> [EXTRACTED RECORDS]
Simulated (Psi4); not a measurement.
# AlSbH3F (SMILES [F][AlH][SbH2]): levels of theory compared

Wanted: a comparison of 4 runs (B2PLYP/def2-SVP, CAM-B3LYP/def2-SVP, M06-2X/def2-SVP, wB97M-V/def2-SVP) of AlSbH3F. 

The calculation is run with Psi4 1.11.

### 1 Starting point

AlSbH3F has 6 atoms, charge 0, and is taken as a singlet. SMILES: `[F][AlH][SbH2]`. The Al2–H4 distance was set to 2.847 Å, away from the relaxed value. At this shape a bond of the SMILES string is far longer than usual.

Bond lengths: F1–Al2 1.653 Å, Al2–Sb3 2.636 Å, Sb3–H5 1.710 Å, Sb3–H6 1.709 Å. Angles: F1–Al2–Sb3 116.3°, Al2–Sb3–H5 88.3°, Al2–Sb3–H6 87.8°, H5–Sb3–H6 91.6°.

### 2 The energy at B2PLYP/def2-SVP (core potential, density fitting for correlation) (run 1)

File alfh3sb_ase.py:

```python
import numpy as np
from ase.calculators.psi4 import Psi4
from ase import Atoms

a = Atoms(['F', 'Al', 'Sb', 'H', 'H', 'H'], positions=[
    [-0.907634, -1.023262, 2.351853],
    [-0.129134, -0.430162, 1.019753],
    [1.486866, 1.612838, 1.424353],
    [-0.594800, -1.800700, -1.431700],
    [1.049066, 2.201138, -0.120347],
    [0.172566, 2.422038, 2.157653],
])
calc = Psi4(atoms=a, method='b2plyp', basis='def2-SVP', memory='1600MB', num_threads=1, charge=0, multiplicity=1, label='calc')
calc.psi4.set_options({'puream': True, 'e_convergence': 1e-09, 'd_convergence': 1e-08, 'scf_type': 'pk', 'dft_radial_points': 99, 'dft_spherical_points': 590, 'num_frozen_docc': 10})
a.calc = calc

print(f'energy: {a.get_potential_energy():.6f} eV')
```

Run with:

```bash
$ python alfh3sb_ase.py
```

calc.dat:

> [WORK ORDER] Above are the entries; repeat their lines exactly, from the first through the one that contains "### 1 Starting point".

> [EXERCISE SOLUTION]
Simulated (Psi4); not a measurement.
# AlSbH3F (SMILES [F][AlH][SbH2]): levels of theory compared

Wanted: a comparison of 4 runs (B2PLYP/def2-SVP, CAM-B3LYP/def2-SVP, M06-2X/def2-SVP, wB97M-V/def2-SVP) of AlSbH3F. 

The calculation is run with Psi4 1.11.

### 1 Starting point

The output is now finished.